**Work request:**
Copy every line below precisely as it appears.

::::::::
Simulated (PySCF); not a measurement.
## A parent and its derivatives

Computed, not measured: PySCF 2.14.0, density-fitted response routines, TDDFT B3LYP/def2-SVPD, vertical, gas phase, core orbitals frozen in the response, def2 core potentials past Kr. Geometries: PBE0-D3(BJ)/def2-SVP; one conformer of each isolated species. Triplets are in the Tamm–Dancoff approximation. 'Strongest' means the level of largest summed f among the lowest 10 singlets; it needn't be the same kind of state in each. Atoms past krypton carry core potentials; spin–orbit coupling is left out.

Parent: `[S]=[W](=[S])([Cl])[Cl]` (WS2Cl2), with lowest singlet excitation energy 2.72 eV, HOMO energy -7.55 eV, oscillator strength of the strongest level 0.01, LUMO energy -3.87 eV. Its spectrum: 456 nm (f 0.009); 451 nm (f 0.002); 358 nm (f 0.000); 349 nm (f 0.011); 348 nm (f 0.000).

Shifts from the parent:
::::::::

**Task output:**
Simulated (PySCF); not a measurement.
## A parent and its derivatives

Computed, not measured: PySCF 2.14.0, density-fitted response routines, TDDFT B3LYP/def2-SVPD, vertical, gas phase, core orbitals frozen in the response, def2 core potentials past Kr. Geometries: PBE0-D3(BJ)/def2-SVP; one conformer of each isolated species. Triplets are in the Tamm–Dancoff approximation. 'Strongest' means the level of largest summed f among the lowest 10 singlets; it needn't be the same kind of state in each. Atoms past krypton carry core potentials; spin–orbit coupling is left out.

Parent: `[S]=[W](=[S])([Cl])[Cl]` (WS2Cl2), with lowest singlet excitation energy 2.72 eV, HOMO energy -7.55 eV, oscillator strength of the strongest level 0.01, LUMO energy -3.87 eV. Its spectrum: 456 nm (f 0.009); 451 nm (f 0.002); 358 nm (f 0.000); 349 nm (f 0.011); 348 nm (f 0.000).

Shifts from the parent:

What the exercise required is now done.